• **Source data**:
★ ★ ★ ★ ★ ★ ★
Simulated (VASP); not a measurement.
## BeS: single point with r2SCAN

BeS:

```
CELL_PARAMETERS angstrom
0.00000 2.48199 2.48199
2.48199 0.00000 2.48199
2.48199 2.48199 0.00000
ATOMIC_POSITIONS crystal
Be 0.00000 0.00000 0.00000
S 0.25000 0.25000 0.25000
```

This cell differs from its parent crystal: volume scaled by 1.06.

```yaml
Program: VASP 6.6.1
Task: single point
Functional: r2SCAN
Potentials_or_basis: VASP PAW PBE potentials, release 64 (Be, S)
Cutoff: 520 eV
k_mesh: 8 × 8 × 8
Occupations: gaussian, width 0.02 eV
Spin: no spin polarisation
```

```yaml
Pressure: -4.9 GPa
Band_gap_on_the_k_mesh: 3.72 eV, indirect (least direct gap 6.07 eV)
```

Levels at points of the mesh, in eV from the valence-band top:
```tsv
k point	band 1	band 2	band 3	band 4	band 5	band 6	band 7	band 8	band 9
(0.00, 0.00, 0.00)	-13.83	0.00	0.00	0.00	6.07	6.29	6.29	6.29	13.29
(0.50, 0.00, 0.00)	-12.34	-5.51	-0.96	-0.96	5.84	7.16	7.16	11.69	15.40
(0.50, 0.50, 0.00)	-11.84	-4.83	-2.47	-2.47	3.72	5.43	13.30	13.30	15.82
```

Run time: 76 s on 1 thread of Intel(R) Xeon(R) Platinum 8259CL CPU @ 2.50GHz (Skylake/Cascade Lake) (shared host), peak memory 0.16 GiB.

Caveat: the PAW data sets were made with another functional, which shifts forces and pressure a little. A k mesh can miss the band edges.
★ ★ ★ ★ ★ ★ ★

• **Work instruction**: Repeat only what lies between the first line of the data and the line containing "Run time: 76", both of those lines included, exactly as it stands.

• **Written response**:
Simulated (VASP); not a measurement.
## BeS: single point with r2SCAN

BeS:

```
CELL_PARAMETERS angstrom
0.00000 2.48199 2.48199
2.48199 0.00000 2.48199
2.48199 2.48199 0.00000
ATOMIC_POSITIONS crystal
Be 0.00000 0.00000 0.00000
S 0.25000 0.25000 0.25000
```

This cell differs from its parent crystal: volume scaled by 1.06.

```yaml
Program: VASP 6.6.1
Task: single point
Functional: r2SCAN
Potentials_or_basis: VASP PAW PBE potentials, release 64 (Be, S)
Cutoff: 520 eV
k_mesh: 8 × 8 × 8
Occupations: gaussian, width 0.02 eV
Spin: no spin polarisation
```

```yaml
Pressure: -4.9 GPa
Band_gap_on_the_k_mesh: 3.72 eV, indirect (least direct gap 6.07 eV)
```

Levels at points of the mesh, in eV from the valence-band top:
```tsv
k point	band 1	band 2	band 3	band 4	band 5	band 6	band 7	band 8	band 9
(0.00, 0.00, 0.00)	-13.83	0.00	0.00	0.00	6.07	6.29	6.29	6.29	13.29
(0.50, 0.00, 0.00)	-12.34	-5.51	-0.96	-0.96	5.84	7.16	7.16	11.69	15.40
(0.50, 0.50, 0.00)	-11.84	-4.83	-2.47	-2.47	3.72	5.43	13.30	13.30	15.82
```

Run time: 76 s on 1 thread of Intel(R) Xeon(R) Platinum 8259CL CPU @ 2.50GHz (Skylake/Cascade Lake) (shared host), peak memory 0.16 GiB.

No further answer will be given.